= Beginning of Section =
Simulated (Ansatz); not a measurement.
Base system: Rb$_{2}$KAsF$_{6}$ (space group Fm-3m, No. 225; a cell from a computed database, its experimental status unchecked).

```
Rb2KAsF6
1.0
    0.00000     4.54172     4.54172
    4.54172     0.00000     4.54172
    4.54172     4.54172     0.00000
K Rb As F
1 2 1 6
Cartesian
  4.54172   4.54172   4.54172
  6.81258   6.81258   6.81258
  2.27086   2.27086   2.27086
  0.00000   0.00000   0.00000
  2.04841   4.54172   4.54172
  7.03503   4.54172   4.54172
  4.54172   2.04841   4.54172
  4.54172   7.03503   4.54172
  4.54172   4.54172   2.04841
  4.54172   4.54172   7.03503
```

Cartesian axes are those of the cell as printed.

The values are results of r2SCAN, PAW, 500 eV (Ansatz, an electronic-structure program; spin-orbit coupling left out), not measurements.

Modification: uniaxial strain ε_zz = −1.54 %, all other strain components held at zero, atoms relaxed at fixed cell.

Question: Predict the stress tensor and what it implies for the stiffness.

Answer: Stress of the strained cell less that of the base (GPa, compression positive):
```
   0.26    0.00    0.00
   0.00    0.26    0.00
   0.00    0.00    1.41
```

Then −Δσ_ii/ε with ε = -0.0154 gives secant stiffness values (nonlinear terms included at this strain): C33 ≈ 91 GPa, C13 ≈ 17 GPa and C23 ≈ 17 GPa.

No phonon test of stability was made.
= End of Section =

ASSIGNED TASK: Please return the lines above that run from the line containing "experimental status unchecked)." to the line containing "Then −Δσ_ii/ε with", inclusive, exactly and with no other lines.

RESPONSE:
Base system: Rb$_{2}$KAsF$_{6}$ (space group Fm-3m, No. 225; a cell from a computed database, its experimental status unchecked).

```
Rb2KAsF6
1.0
    0.00000     4.54172     4.54172
    4.54172     0.00000     4.54172
    4.54172     4.54172     0.00000
K Rb As F
1 2 1 6
Cartesian
  4.54172   4.54172   4.54172
  6.81258   6.81258   6.81258
  2.27086   2.27086   2.27086
  0.00000   0.00000   0.00000
  2.04841   4.54172   4.54172
  7.03503   4.54172   4.54172
  4.54172   2.04841   4.54172
  4.54172   7.03503   4.54172
  4.54172   4.54172   2.04841
  4.54172   4.54172   7.03503
```

Cartesian axes are those of the cell as printed.

The values are results of r2SCAN, PAW, 500 eV (Ansatz, an electronic-structure program; spin-orbit coupling left out), not measurements.

Modification: uniaxial strain ε_zz = −1.54 %, all other strain components held at zero, atoms relaxed at fixed cell.

Question: Predict the stress tensor and what it implies for the stiffness.

Answer: Stress of the strained cell less that of the base (GPa, compression positive):
```
   0.26    0.00    0.00
   0.00    0.26    0.00
   0.00    0.00    1.41
```

Then −Δσ_ii/ε with ε = -0.0154 gives secant stiffness values (nonlinear terms included at this strain): C33 ≈ 91 GPa, C13 ≈ 17 GPa and C23 ≈ 17 GPa.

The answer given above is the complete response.